> **Excerpted data**:
....................

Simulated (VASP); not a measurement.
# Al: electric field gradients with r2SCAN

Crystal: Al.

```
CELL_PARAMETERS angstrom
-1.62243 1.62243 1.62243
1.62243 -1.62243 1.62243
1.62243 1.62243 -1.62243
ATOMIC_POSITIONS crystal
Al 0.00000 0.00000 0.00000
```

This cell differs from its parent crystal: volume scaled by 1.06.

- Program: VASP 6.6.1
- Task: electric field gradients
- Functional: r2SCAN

....................

> **Task item**: Give back all of the entries above, unchanged in every word.

> **Written response**:
Simulated (VASP); not a measurement.
# Al: electric field gradients with r2SCAN

Crystal: Al.

```
CELL_PARAMETERS angstrom
-1.62243 1.62243 1.62243
1.62243 -1.62243 1.62243
1.62243 1.62243 -1.62243
ATOMIC_POSITIONS crystal
Al 0.00000 0.00000 0.00000
```

This cell differs from its parent crystal: volume scaled by 1.06.

- Program: VASP 6.6.1
- Task: electric field gradients
- Functional: r2SCAN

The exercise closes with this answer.